*Assigned task*
Every record listed below should be copied exactly.

*Data extract*
+ + + + +

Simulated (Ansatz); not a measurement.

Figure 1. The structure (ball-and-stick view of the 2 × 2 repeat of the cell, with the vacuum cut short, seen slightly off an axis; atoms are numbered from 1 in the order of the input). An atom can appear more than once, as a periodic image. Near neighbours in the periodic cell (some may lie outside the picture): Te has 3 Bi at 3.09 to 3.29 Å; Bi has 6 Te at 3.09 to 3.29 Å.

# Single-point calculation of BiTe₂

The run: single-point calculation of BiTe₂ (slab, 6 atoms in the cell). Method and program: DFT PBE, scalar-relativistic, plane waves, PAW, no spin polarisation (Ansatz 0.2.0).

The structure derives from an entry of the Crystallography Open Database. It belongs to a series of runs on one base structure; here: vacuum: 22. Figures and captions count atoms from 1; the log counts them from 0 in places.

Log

+ + + + +

*Exercise answer*
Simulated (Ansatz); not a measurement.

Figure 1. The structure (ball-and-stick view of the 2 × 2 repeat of the cell, with the vacuum cut short, seen slightly off an axis; atoms are numbered from 1 in the order of the input). An atom can appear more than once, as a periodic image. Near neighbours in the periodic cell (some may lie outside the picture): Te has 3 Bi at 3.09 to 3.29 Å; Bi has 6 Te at 3.09 to 3.29 Å.

# Single-point calculation of BiTe₂

The run: single-point calculation of BiTe₂ (slab, 6 atoms in the cell). Method and program: DFT PBE, scalar-relativistic, plane waves, PAW, no spin polarisation (Ansatz 0.2.0).

The structure derives from an entry of the Crystallography Open Database. It belongs to a series of runs on one base structure; here: vacuum: 22. Figures and captions count atoms from 1; the log counts them from 0 in places.

Log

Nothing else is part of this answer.